• [ACTIVITY]:
Retype the material exactly, ending with the line containing "Fig. 1: The".

______

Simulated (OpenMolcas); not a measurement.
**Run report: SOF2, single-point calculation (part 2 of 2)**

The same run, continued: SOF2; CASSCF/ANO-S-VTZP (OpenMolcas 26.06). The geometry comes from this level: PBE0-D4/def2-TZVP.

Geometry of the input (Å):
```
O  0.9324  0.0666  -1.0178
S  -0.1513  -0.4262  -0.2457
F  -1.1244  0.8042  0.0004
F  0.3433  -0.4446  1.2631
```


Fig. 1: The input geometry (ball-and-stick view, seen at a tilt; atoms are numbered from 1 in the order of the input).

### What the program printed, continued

______

• [YOUR SOLUTION]:
Simulated (OpenMolcas); not a measurement.
**Run report: SOF2, single-point calculation (part 2 of 2)**

The same run, continued: SOF2; CASSCF/ANO-S-VTZP (OpenMolcas 26.06). The geometry comes from this level: PBE0-D4/def2-TZVP.

Geometry of the input (Å):
```
O  0.9324  0.0666  -1.0178
S  -0.1513  -0.4262  -0.2457
F  -1.1244  0.8042  0.0004
F  0.3433  -0.4446  1.2631
```


Fig. 1: The input geometry (ball-and-stick view, seen at a tilt; atoms are numbered from 1 in the order of the input).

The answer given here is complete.